◆ **Data shown**:
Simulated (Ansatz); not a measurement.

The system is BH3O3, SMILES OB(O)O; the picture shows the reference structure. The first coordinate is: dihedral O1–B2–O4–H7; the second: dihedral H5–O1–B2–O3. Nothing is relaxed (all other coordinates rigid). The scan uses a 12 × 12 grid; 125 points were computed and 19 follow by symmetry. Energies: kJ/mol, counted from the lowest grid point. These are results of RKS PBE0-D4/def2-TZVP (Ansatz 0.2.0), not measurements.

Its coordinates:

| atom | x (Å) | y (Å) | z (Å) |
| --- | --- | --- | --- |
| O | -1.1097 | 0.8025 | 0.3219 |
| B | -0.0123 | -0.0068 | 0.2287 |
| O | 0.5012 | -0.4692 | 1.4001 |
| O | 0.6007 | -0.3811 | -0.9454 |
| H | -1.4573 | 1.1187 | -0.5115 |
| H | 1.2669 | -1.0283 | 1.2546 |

◆ **Activity**:
Write each line of the data above out again without altering a word.

◆ **Answer box**:
Simulated (Ansatz); not a measurement.

The system is BH3O3, SMILES OB(O)O; the picture shows the reference structure. The first coordinate is: dihedral O1–B2–O4–H7; the second: dihedral H5–O1–B2–O3. Nothing is relaxed (all other coordinates rigid). The scan uses a 12 × 12 grid; 125 points were computed and 19 follow by symmetry. Energies: kJ/mol, counted from the lowest grid point. These are results of RKS PBE0-D4/def2-TZVP (Ansatz 0.2.0), not measurements.

Its coordinates:

| atom | x (Å) | y (Å) | z (Å) |
| --- | --- | --- | --- |
| O | -1.1097 | 0.8025 | 0.3219 |
| B | -0.0123 | -0.0068 | 0.2287 |
| O | 0.5012 | -0.4692 | 1.4001 |
| O | 0.6007 | -0.3811 | -0.9454 |
| H | -1.4573 | 1.1187 | -0.5115 |
| H | 1.2669 | -1.0283 | 1.2546 |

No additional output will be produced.